Entries supplied:
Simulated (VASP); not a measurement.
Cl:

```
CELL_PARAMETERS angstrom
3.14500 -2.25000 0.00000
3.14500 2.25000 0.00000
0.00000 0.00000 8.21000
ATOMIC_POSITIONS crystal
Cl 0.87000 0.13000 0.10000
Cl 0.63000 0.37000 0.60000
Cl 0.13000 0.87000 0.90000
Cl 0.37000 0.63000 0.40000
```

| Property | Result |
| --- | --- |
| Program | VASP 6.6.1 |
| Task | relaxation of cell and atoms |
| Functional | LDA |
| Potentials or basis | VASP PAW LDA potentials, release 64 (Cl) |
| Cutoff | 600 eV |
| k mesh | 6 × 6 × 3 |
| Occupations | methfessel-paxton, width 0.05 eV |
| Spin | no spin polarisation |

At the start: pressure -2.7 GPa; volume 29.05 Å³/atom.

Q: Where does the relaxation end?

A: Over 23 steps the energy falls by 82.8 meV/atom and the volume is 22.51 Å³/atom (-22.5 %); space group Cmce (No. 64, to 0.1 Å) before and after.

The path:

Assigned task: Reproducing the whole listing above is not the task. Copy exactly only the lines from the one with "At the start: pressure" to the one with "A: Over 23 steps", both kept.

Task response:
At the start: pressure -2.7 GPa; volume 29.05 Å³/atom.

Q: Where does the relaxation end?

A: Over 23 steps the energy falls by 82.8 meV/atom and the volume is 22.51 Å³/atom (-22.5 %); space group Cmce (No. 64, to 0.1 Å) before and after.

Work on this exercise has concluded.